**SUPPLIED INFORMATION**
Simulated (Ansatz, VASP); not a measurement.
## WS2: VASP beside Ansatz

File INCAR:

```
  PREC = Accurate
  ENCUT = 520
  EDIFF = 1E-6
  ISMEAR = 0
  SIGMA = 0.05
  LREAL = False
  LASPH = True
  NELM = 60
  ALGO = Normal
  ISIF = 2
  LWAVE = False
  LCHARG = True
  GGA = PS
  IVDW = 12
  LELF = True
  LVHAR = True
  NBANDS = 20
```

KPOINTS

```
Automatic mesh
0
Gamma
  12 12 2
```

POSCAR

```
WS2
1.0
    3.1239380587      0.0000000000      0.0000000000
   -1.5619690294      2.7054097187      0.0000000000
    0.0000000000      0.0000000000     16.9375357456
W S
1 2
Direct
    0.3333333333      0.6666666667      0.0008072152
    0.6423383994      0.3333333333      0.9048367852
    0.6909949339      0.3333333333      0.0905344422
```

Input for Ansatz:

**WORK TASK**
Every entry shown above is to be written out exactly.

**TASK ANSWER**
Simulated (Ansatz, VASP); not a measurement.
## WS2: VASP beside Ansatz

File INCAR:

```
  PREC = Accurate
  ENCUT = 520
  EDIFF = 1E-6
  ISMEAR = 0
  SIGMA = 0.05
  LREAL = False
  LASPH = True
  NELM = 60
  ALGO = Normal
  ISIF = 2
  LWAVE = False
  LCHARG = True
  GGA = PS
  IVDW = 12
  LELF = True
  LVHAR = True
  NBANDS = 20
```

KPOINTS

```
Automatic mesh
0
Gamma
  12 12 2
```

POSCAR

```
WS2
1.0
    3.1239380587      0.0000000000      0.0000000000
   -1.5619690294      2.7054097187      0.0000000000
    0.0000000000      0.0000000000     16.9375357456
W S
1 2
Direct
    0.3333333333      0.6666666667      0.0008072152
    0.6423383994      0.3333333333      0.9048367852
    0.6909949339      0.3333333333      0.0905344422
```

Input for Ansatz:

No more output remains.